- [Material provided]:
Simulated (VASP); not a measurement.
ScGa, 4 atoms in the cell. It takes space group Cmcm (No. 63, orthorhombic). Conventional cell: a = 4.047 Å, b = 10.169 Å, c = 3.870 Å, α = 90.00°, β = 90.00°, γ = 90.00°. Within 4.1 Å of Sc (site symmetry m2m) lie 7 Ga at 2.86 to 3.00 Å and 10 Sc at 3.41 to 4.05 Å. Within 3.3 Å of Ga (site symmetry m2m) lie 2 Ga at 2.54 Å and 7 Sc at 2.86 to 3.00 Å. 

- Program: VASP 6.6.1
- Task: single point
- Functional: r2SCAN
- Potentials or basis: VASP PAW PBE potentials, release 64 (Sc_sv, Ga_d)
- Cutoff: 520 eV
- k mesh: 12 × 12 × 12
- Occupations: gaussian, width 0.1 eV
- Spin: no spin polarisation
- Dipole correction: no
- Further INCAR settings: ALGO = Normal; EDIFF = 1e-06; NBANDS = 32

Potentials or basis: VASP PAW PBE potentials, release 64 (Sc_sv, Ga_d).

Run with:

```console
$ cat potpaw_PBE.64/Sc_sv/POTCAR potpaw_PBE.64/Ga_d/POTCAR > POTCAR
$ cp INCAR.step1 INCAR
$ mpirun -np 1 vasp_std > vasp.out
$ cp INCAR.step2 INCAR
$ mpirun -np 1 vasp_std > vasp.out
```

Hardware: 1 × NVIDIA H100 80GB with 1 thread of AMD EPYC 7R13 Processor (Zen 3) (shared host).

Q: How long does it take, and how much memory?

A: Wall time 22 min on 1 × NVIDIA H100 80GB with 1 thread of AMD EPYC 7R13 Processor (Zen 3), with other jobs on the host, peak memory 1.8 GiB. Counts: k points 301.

- [Brief]: Once you reach the line with "- Cutoff: 520 eV" in the data above, copy it and every line after it exactly, up to and including the line with "Q: How long".

- [Result]:
- Cutoff: 520 eV
- k mesh: 12 × 12 × 12
- Occupations: gaussian, width 0.1 eV
- Spin: no spin polarisation
- Dipole correction: no
- Further INCAR settings: ALGO = Normal; EDIFF = 1e-06; NBANDS = 32

Potentials or basis: VASP PAW PBE potentials, release 64 (Sc_sv, Ga_d).

Run with:

```console
$ cat potpaw_PBE.64/Sc_sv/POTCAR potpaw_PBE.64/Ga_d/POTCAR > POTCAR
$ cp INCAR.step1 INCAR
$ mpirun -np 1 vasp_std > vasp.out
$ cp INCAR.step2 INCAR
$ mpirun -np 1 vasp_std > vasp.out
```

Hardware: 1 × NVIDIA H100 80GB with 1 thread of AMD EPYC 7R13 Processor (Zen 3) (shared host).

Q: How long does it take, and how much memory?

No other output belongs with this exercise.